═══ DATA SUPPLIED ═══
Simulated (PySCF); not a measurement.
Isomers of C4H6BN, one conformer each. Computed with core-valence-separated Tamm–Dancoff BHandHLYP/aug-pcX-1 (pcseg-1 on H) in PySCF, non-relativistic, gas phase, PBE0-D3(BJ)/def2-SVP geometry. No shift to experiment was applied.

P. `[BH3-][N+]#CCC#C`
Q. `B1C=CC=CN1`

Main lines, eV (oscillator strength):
═══

[REQUIRED ACTION]
What is needed is a verbatim copy of the data, complete from first line to last.

[PROBLEM SOLUTION]
Simulated (PySCF); not a measurement.
Isomers of C4H6BN, one conformer each. Computed with core-valence-separated Tamm–Dancoff BHandHLYP/aug-pcX-1 (pcseg-1 on H) in PySCF, non-relativistic, gas phase, PBE0-D3(BJ)/def2-SVP geometry. No shift to experiment was applied.

P. `[BH3-][N+]#CCC#C`
Q. `B1C=CC=CN1`

Main lines, eV (oscillator strength):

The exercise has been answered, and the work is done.